• _Work item_
Write every line of the material out exactly as shown.

• _Record excerpts_
== Segment start ==

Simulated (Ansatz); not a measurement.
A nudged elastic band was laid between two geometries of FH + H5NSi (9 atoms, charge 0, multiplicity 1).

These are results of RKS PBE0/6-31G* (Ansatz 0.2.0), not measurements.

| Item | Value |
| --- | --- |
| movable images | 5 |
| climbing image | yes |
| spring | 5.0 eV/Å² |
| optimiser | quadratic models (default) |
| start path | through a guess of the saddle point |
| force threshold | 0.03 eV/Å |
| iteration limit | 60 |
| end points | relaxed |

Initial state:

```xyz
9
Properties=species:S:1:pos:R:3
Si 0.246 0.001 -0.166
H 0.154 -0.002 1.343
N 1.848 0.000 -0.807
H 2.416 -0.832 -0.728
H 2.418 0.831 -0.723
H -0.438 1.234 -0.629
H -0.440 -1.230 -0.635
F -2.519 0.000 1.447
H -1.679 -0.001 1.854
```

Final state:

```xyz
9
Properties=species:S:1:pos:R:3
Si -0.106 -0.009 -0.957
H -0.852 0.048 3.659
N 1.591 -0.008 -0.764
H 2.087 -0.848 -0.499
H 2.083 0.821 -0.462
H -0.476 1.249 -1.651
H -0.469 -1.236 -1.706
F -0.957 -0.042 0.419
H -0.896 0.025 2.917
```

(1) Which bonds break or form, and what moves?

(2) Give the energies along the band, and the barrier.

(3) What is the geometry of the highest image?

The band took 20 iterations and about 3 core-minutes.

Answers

== Segment end ==

• _Your solution_
Simulated (Ansatz); not a measurement.
A nudged elastic band was laid between two geometries of FH + H5NSi (9 atoms, charge 0, multiplicity 1).

These are results of RKS PBE0/6-31G* (Ansatz 0.2.0), not measurements.

| Item | Value |
| --- | --- |
| movable images | 5 |
| climbing image | yes |
| spring | 5.0 eV/Å² |
| optimiser | quadratic models (default) |
| start path | through a guess of the saddle point |
| force threshold | 0.03 eV/Å |
| iteration limit | 60 |
| end points | relaxed |

Initial state:

```xyz
9
Properties=species:S:1:pos:R:3
Si 0.246 0.001 -0.166
H 0.154 -0.002 1.343
N 1.848 0.000 -0.807
H 2.416 -0.832 -0.728
H 2.418 0.831 -0.723
H -0.438 1.234 -0.629
H -0.440 -1.230 -0.635
F -2.519 0.000 1.447
H -1.679 -0.001 1.854
```

Final state:

```xyz
9
Properties=species:S:1:pos:R:3
Si -0.106 -0.009 -0.957
H -0.852 0.048 3.659
N 1.591 -0.008 -0.764
H 2.087 -0.848 -0.499
H 2.083 0.821 -0.462
H -0.476 1.249 -1.651
H -0.469 -1.236 -1.706
F -0.957 -0.042 0.419
H -0.896 0.025 2.917
```

(1) Which bonds break or form, and what moves?

(2) Give the energies along the band, and the barrier.

(3) What is the geometry of the highest image?

The band took 20 iterations and about 3 core-minutes.

Answers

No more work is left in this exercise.